-------- Data shown --------
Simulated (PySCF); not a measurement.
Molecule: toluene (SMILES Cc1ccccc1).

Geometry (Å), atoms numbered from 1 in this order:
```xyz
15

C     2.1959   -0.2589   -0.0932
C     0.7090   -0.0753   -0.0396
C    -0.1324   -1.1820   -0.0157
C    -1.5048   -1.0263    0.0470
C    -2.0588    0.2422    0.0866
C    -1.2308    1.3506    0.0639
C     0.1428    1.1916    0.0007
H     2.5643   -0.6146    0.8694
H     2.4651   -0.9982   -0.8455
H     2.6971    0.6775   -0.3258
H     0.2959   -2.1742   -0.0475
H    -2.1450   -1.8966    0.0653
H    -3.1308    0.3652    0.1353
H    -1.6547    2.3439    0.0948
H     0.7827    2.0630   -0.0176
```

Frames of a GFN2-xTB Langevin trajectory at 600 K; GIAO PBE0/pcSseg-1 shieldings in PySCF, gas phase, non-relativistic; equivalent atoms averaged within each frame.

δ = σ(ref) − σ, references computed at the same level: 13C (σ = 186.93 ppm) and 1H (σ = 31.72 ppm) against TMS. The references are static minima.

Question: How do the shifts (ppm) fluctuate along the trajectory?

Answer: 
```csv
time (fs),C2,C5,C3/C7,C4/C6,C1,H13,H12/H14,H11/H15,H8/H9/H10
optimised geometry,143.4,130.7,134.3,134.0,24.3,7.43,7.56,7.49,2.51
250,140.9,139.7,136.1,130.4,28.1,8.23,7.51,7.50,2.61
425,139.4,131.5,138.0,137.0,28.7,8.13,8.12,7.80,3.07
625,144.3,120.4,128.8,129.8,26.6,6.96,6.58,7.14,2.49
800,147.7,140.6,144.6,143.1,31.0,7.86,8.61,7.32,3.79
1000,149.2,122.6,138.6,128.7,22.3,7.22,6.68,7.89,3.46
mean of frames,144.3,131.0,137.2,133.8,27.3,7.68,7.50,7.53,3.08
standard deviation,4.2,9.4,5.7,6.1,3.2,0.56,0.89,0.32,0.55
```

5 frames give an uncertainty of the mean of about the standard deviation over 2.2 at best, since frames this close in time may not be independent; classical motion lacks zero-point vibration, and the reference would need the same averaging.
--------

◆ Work request
Exactly as they stand, please print the lines from the first line of the records above down to the line that includes "δ = σ(ref) −", both of those included and no others.

◆ Your response
Simulated (PySCF); not a measurement.
Molecule: toluene (SMILES Cc1ccccc1).

Geometry (Å), atoms numbered from 1 in this order:
```xyz
15

C     2.1959   -0.2589   -0.0932
C     0.7090   -0.0753   -0.0396
C    -0.1324   -1.1820   -0.0157
C    -1.5048   -1.0263    0.0470
C    -2.0588    0.2422    0.0866
C    -1.2308    1.3506    0.0639
C     0.1428    1.1916    0.0007
H     2.5643   -0.6146    0.8694
H     2.4651   -0.9982   -0.8455
H     2.6971    0.6775   -0.3258
H     0.2959   -2.1742   -0.0475
H    -2.1450   -1.8966    0.0653
H    -3.1308    0.3652    0.1353
H    -1.6547    2.3439    0.0948
H     0.7827    2.0630   -0.0176
```

Frames of a GFN2-xTB Langevin trajectory at 600 K; GIAO PBE0/pcSseg-1 shieldings in PySCF, gas phase, non-relativistic; equivalent atoms averaged within each frame.

δ = σ(ref) − σ, references computed at the same level: 13C (σ = 186.93 ppm) and 1H (σ = 31.72 ppm) against TMS. The references are static minima.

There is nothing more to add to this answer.